=== Section Start ===

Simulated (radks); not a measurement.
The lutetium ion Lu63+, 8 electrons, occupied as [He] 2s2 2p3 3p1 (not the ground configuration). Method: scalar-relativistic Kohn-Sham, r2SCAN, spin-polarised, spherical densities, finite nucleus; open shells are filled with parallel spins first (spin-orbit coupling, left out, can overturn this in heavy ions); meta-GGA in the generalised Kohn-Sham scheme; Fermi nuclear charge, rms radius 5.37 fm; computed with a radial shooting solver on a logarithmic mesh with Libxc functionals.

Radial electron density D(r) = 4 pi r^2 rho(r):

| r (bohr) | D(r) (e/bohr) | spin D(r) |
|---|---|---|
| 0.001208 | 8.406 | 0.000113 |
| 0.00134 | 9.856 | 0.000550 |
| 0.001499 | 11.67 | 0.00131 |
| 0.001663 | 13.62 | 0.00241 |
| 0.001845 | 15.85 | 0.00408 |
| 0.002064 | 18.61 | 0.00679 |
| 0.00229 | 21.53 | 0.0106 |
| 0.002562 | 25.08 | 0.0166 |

=== Section End ===

## Assigned task
Extract the first line above and each line after it up to and including the one with "21.53 | 0.0106 |", please, exactly and with nothing else.

## Exercise response
Simulated (radks); not a measurement.
The lutetium ion Lu63+, 8 electrons, occupied as [He] 2s2 2p3 3p1 (not the ground configuration). Method: scalar-relativistic Kohn-Sham, r2SCAN, spin-polarised, spherical densities, finite nucleus; open shells are filled with parallel spins first (spin-orbit coupling, left out, can overturn this in heavy ions); meta-GGA in the generalised Kohn-Sham scheme; Fermi nuclear charge, rms radius 5.37 fm; computed with a radial shooting solver on a logarithmic mesh with Libxc functionals.

Radial electron density D(r) = 4 pi r^2 rho(r):

| r (bohr) | D(r) (e/bohr) | spin D(r) |
|---|---|---|
| 0.001208 | 8.406 | 0.000113 |
| 0.00134 | 9.856 | 0.000550 |
| 0.001499 | 11.67 | 0.00131 |
| 0.001663 | 13.62 | 0.00241 |
| 0.001845 | 15.85 | 0.00408 |
| 0.002064 | 18.61 | 0.00679 |
| 0.00229 | 21.53 | 0.0106 |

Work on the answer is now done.